•••

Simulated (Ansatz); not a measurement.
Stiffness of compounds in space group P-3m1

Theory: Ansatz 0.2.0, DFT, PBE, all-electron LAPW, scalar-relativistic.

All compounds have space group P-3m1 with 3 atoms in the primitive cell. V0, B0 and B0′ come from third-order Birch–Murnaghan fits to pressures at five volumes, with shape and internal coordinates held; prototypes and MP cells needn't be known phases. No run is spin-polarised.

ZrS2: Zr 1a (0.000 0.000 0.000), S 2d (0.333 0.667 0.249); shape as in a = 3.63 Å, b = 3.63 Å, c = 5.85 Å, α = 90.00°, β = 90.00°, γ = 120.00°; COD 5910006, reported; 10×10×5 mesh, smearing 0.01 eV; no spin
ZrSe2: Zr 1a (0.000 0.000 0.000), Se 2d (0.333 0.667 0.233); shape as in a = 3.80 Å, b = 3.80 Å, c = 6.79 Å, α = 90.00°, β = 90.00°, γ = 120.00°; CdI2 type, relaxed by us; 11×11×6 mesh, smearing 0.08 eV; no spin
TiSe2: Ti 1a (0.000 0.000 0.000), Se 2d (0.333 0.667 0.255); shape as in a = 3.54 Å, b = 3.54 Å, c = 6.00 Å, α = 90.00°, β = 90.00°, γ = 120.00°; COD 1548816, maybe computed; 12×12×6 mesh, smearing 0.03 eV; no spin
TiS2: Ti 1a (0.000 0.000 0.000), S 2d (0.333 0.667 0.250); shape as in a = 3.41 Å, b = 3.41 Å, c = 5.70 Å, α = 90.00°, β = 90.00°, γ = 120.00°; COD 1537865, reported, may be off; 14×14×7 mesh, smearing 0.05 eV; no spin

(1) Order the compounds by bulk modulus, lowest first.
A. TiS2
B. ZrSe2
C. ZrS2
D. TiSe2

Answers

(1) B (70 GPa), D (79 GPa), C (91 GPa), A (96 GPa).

•••

**BRIEF**
Exact copies of the lines from the start of the data up to the line holding "Theory: Ansatz 0.2.0, DFT, PBE, all-electron", both included, are all that is needed.

**WRITTEN ANSWER**
Simulated (Ansatz); not a measurement.
Stiffness of compounds in space group P-3m1

Theory: Ansatz 0.2.0, DFT, PBE, all-electron LAPW, scalar-relativistic.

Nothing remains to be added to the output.